+ + + + +
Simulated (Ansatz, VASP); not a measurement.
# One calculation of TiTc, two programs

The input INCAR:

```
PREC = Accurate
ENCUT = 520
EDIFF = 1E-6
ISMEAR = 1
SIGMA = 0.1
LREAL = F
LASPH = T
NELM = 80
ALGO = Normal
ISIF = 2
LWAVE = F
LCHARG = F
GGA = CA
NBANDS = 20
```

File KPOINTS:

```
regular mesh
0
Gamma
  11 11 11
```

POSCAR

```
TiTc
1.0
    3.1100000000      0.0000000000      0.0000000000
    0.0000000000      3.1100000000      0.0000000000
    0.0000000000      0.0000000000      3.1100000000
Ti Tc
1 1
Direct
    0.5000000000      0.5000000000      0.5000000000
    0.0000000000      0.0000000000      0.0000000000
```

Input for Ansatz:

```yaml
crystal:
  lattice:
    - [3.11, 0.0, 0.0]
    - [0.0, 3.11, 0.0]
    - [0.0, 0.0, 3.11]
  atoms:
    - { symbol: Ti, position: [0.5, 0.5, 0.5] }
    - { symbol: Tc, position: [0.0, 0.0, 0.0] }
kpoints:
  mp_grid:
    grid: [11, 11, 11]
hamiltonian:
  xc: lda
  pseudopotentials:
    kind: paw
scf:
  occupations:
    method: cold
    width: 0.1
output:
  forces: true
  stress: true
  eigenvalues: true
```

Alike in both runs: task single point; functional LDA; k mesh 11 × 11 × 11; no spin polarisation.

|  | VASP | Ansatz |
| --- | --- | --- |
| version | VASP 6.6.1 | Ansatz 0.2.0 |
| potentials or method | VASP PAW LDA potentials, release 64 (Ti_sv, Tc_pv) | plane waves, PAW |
+ + + + +

WORK REQUEST:
Write the entries out again in full, exactly as they appear above.

TASK RESULT:
Simulated (Ansatz, VASP); not a measurement.
# One calculation of TiTc, two programs

The input INCAR:

```
PREC = Accurate
ENCUT = 520
EDIFF = 1E-6
ISMEAR = 1
SIGMA = 0.1
LREAL = F
LASPH = T
NELM = 80
ALGO = Normal
ISIF = 2
LWAVE = F
LCHARG = F
GGA = CA
NBANDS = 20
```

File KPOINTS:

```
regular mesh
0
Gamma
  11 11 11
```

POSCAR

```
TiTc
1.0
    3.1100000000      0.0000000000      0.0000000000
    0.0000000000      3.1100000000      0.0000000000
    0.0000000000      0.0000000000      3.1100000000
Ti Tc
1 1
Direct
    0.5000000000      0.5000000000      0.5000000000
    0.0000000000      0.0000000000      0.0000000000
```

Input for Ansatz:

```yaml
crystal:
  lattice:
    - [3.11, 0.0, 0.0]
    - [0.0, 3.11, 0.0]
    - [0.0, 0.0, 3.11]
  atoms:
    - { symbol: Ti, position: [0.5, 0.5, 0.5] }
    - { symbol: Tc, position: [0.0, 0.0, 0.0] }
kpoints:
  mp_grid:
    grid: [11, 11, 11]
hamiltonian:
  xc: lda
  pseudopotentials:
    kind: paw
scf:
  occupations:
    method: cold
    width: 0.1
output:
  forces: true
  stress: true
  eigenvalues: true
```

Alike in both runs: task single point; functional LDA; k mesh 11 × 11 × 11; no spin polarisation.

|  | VASP | Ansatz |
| --- | --- | --- |
| version | VASP 6.6.1 | Ansatz 0.2.0 |
| potentials or method | VASP PAW LDA potentials, release 64 (Ti_sv, Tc_pv) | plane waves, PAW |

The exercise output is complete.